- [Extracted material]:
==*==
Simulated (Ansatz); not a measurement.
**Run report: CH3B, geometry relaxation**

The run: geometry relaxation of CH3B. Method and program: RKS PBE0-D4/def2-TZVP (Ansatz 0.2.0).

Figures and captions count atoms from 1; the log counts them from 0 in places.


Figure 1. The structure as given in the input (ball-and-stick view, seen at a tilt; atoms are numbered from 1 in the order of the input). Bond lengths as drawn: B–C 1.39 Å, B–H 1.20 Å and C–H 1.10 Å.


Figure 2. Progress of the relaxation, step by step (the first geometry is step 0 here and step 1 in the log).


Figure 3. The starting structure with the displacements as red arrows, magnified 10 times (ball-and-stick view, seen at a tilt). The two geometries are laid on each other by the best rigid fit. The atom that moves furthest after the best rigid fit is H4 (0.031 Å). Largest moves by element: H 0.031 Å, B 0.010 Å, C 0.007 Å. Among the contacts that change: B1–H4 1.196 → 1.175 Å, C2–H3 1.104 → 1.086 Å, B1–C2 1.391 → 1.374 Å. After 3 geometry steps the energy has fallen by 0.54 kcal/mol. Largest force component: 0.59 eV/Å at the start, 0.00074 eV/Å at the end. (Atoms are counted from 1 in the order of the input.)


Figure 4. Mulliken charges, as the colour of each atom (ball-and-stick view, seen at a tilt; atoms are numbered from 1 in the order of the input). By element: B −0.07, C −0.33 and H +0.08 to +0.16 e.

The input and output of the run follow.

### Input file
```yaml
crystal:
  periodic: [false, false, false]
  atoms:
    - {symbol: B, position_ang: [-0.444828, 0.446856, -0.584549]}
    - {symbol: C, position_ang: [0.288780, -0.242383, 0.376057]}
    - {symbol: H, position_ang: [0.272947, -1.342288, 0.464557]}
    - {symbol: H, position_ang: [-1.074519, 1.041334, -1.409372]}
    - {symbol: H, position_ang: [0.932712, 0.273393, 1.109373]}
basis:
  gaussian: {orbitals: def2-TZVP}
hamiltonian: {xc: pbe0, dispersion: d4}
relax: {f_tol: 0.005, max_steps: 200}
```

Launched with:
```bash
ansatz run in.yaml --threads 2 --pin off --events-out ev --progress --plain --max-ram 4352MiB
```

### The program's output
==*==

- [Task item]: Repeat the material above exactly, beginning with its first line and ending with the line that holds "Figure 2. Progress", and leave out everything else.

- [Task result]:
Simulated (Ansatz); not a measurement.
**Run report: CH3B, geometry relaxation**

The run: geometry relaxation of CH3B. Method and program: RKS PBE0-D4/def2-TZVP (Ansatz 0.2.0).

Figures and captions count atoms from 1; the log counts them from 0 in places.


Figure 1. The structure as given in the input (ball-and-stick view, seen at a tilt; atoms are numbered from 1 in the order of the input). Bond lengths as drawn: B–C 1.39 Å, B–H 1.20 Å and C–H 1.10 Å.


Figure 2. Progress of the relaxation, step by step (the first geometry is step 0 here and step 1 in the log).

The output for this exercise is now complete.